Brief - Please retype the listing below without a single change.

Supplied records -

'''

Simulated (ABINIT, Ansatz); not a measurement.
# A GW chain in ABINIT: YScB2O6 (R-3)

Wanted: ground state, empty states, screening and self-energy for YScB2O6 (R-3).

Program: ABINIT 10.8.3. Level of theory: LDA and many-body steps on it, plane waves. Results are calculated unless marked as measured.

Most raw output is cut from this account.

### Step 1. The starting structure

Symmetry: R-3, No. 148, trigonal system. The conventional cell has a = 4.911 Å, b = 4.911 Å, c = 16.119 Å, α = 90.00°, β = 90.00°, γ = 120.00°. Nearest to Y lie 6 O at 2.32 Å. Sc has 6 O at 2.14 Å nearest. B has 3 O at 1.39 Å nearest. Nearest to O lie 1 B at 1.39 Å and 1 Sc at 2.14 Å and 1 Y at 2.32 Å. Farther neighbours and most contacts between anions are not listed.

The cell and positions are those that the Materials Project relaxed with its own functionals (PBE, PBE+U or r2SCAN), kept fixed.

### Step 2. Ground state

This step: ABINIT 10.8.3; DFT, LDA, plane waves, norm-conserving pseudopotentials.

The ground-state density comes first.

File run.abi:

'''

Task answer -
Simulated (ABINIT, Ansatz); not a measurement.
# A GW chain in ABINIT: YScB2O6 (R-3)

Wanted: ground state, empty states, screening and self-energy for YScB2O6 (R-3).

Program: ABINIT 10.8.3. Level of theory: LDA and many-body steps on it, plane waves. Results are calculated unless marked as measured.

Most raw output is cut from this account.

### Step 1. The starting structure

Symmetry: R-3, No. 148, trigonal system. The conventional cell has a = 4.911 Å, b = 4.911 Å, c = 16.119 Å, α = 90.00°, β = 90.00°, γ = 120.00°. Nearest to Y lie 6 O at 2.32 Å. Sc has 6 O at 2.14 Å nearest. B has 3 O at 1.39 Å nearest. Nearest to O lie 1 B at 1.39 Å and 1 Sc at 2.14 Å and 1 Y at 2.32 Å. Farther neighbours and most contacts between anions are not listed.

The cell and positions are those that the Materials Project relaxed with its own functionals (PBE, PBE+U or r2SCAN), kept fixed.

### Step 2. Ground state

This step: ABINIT 10.8.3; DFT, LDA, plane waves, norm-conserving pseudopotentials.

The ground-state density comes first.

File run.abi:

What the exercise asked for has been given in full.